■ Raw data ■
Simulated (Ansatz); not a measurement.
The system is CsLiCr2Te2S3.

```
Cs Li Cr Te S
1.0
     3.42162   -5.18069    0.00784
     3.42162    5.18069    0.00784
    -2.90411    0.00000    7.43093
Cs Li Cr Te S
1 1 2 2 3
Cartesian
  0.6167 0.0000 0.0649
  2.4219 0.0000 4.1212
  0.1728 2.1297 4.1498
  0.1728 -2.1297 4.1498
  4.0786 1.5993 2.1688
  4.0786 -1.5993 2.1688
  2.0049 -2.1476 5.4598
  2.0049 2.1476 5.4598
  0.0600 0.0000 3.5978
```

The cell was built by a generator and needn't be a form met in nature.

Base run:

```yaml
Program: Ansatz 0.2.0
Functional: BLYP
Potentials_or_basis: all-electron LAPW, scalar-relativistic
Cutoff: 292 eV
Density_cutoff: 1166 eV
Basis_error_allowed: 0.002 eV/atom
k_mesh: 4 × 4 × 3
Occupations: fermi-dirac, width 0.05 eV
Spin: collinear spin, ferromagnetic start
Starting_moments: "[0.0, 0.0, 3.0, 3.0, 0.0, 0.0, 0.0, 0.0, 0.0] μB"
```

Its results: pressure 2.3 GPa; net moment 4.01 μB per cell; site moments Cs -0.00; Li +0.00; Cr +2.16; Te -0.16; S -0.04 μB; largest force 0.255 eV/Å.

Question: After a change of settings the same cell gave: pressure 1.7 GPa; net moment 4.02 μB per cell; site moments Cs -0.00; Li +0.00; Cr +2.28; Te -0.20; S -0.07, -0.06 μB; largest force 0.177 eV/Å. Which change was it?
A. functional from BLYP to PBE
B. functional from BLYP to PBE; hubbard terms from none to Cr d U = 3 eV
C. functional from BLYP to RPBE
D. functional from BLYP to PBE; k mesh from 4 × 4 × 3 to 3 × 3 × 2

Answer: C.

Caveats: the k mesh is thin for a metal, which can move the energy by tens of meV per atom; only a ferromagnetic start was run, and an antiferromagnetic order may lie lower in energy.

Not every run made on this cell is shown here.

■ Work request ■
A verbatim transcription is needed of the lines above, starting at the line with "Question: After a" and ending at the line with "Caveats: the k", both included, and of nothing else.

■ Written answer ■
Question: After a change of settings the same cell gave: pressure 1.7 GPa; net moment 4.02 μB per cell; site moments Cs -0.00; Li +0.00; Cr +2.28; Te -0.20; S -0.07, -0.06 μB; largest force 0.177 eV/Å. Which change was it?
A. functional from BLYP to PBE
B. functional from BLYP to PBE; hubbard terms from none to Cr d U = 3 eV
C. functional from BLYP to RPBE
D. functional from BLYP to PBE; k mesh from 4 × 4 × 3 to 3 × 3 × 2

Answer: C.

Caveats: the k mesh is thin for a metal, which can move the energy by tens of meV per atom; only a ferromagnetic start was run, and an antiferromagnetic order may lie lower in energy.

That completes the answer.